## Required action
For each line below, write it out exactly as it appears.

START Information shown

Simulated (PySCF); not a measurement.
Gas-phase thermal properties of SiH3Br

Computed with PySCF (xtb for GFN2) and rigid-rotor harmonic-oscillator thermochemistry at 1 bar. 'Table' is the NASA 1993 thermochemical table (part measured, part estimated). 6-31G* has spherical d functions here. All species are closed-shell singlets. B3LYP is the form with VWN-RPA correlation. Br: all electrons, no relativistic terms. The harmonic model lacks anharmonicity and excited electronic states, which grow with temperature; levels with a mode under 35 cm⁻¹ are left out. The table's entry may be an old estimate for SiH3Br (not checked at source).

END Information shown

## Solution
Simulated (PySCF); not a measurement.
Gas-phase thermal properties of SiH3Br

Computed with PySCF (xtb for GFN2) and rigid-rotor harmonic-oscillator thermochemistry at 1 bar. 'Table' is the NASA 1993 thermochemical table (part measured, part estimated). 6-31G* has spherical d functions here. All species are closed-shell singlets. B3LYP is the form with VWN-RPA correlation. Br: all electrons, no relativistic terms. The harmonic model lacks anharmonicity and excited electronic states, which grow with temperature; levels with a mode under 35 cm⁻¹ are left out. The table's entry may be an old estimate for SiH3Br (not checked at source).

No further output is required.